* _ASSIGNMENT_
Would you please output, word for word, the span of the listing below that opens on the line containing "77.4 | 193.9 |" and closes on the line containing "66.4 | 186.5 |"? Include both ends and nothing more.

* _PROVIDED MATERIAL_
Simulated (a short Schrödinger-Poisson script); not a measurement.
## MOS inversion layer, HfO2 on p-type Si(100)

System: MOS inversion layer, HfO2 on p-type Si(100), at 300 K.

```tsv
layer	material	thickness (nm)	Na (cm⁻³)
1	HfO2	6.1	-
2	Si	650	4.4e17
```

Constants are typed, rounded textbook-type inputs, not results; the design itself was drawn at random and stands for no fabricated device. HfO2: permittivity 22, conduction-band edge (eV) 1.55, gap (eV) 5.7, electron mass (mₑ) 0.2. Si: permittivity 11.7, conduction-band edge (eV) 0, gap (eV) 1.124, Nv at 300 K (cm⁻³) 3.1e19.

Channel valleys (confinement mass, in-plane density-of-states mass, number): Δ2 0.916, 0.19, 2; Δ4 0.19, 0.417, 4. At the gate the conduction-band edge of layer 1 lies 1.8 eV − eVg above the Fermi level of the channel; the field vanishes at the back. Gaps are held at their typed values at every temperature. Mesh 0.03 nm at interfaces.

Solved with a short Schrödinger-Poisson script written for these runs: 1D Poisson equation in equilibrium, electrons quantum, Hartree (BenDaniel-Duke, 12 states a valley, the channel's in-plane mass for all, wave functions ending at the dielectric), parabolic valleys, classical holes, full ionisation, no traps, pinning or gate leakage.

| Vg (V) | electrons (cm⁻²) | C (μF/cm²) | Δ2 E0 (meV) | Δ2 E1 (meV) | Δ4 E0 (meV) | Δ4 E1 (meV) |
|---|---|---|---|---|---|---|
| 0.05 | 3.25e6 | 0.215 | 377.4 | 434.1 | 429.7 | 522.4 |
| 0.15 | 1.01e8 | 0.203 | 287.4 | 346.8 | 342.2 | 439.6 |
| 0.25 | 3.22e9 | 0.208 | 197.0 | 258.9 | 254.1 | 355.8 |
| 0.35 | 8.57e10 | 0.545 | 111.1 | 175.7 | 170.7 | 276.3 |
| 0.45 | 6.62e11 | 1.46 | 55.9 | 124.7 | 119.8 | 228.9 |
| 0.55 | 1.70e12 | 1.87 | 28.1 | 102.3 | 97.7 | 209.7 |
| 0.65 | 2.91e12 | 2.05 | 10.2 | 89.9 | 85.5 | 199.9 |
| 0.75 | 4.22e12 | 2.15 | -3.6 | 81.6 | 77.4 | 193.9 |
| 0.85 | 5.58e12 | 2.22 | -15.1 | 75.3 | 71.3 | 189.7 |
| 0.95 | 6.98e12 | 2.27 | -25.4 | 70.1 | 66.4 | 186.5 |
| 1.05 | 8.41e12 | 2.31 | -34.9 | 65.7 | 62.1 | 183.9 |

* _ANSWER BOX_
| 0.75 | 4.22e12 | 2.15 | -3.6 | 81.6 | 77.4 | 193.9 |
| 0.85 | 5.58e12 | 2.22 | -15.1 | 75.3 | 71.3 | 189.7 |
| 0.95 | 6.98e12 | 2.27 | -25.4 | 70.1 | 66.4 | 186.5 |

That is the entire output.